# Extracted entries:
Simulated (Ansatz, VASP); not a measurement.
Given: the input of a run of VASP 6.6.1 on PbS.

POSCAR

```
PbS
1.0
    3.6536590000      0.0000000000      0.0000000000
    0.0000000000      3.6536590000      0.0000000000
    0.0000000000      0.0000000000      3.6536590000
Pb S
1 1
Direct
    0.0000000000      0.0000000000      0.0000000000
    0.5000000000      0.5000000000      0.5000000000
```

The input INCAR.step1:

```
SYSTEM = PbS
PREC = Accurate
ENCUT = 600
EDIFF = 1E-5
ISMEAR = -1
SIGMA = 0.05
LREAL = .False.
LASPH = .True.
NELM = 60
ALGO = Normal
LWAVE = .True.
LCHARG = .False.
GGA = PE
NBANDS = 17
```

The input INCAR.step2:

# Task item:
Return each entry from the material above exactly as it appears.

# Task result:
Simulated (Ansatz, VASP); not a measurement.
Given: the input of a run of VASP 6.6.1 on PbS.

POSCAR

```
PbS
1.0
    3.6536590000      0.0000000000      0.0000000000
    0.0000000000      3.6536590000      0.0000000000
    0.0000000000      0.0000000000      3.6536590000
Pb S
1 1
Direct
    0.0000000000      0.0000000000      0.0000000000
    0.5000000000      0.5000000000      0.5000000000
```

The input INCAR.step1:

```
SYSTEM = PbS
PREC = Accurate
ENCUT = 600
EDIFF = 1E-5
ISMEAR = -1
SIGMA = 0.05
LREAL = .False.
LASPH = .True.
NELM = 60
ALGO = Normal
LWAVE = .True.
LCHARG = .False.
GGA = PE
NBANDS = 17
```

The input INCAR.step2:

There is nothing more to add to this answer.